EXERCISE
Take the material below from its first line through the line containing "Harmonic frequencies (cm⁻¹)" and, please, write those lines again exactly.

[[ PROVIDED INFORMATION open ]]

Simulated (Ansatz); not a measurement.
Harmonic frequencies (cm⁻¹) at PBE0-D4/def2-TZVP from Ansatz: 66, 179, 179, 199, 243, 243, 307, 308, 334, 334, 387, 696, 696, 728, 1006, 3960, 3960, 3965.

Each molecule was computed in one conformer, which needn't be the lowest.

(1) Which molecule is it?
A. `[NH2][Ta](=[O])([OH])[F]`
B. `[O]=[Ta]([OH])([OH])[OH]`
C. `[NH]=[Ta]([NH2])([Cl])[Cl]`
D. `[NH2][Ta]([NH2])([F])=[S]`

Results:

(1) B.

[[ PROVIDED INFORMATION closed ]]

WRITTEN SOLUTION
Simulated (Ansatz); not a measurement.
Harmonic frequencies (cm⁻¹) at PBE0-D4/def2-TZVP from Ansatz: 66, 179, 179, 199, 243, 243, 307, 308, 334, 334, 387, 696, 696, 728, 1006, 3960, 3960, 3965.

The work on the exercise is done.